**Work order**.
Every line of the data must be set down exactly as shown.

● ● ● ● ●
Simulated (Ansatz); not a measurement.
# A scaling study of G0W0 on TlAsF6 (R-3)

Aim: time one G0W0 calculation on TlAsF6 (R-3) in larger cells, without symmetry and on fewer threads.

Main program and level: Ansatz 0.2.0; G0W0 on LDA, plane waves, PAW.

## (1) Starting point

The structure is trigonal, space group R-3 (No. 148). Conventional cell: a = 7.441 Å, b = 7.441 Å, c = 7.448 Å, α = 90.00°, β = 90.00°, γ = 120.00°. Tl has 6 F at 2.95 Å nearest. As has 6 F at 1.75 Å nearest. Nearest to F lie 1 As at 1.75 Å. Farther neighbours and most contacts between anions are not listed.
● ● ● ● ●

**Exercise response**.
Simulated (Ansatz); not a measurement.
# A scaling study of G0W0 on TlAsF6 (R-3)

Aim: time one G0W0 calculation on TlAsF6 (R-3) in larger cells, without symmetry and on fewer threads.

Main program and level: Ansatz 0.2.0; G0W0 on LDA, plane waves, PAW.

## (1) Starting point

The structure is trigonal, space group R-3 (No. 148). Conventional cell: a = 7.441 Å, b = 7.441 Å, c = 7.448 Å, α = 90.00°, β = 90.00°, γ = 120.00°. Tl has 6 F at 2.95 Å nearest. As has 6 F at 1.75 Å nearest. Nearest to F lie 1 As at 1.75 Å. Farther neighbours and most contacts between anions are not listed.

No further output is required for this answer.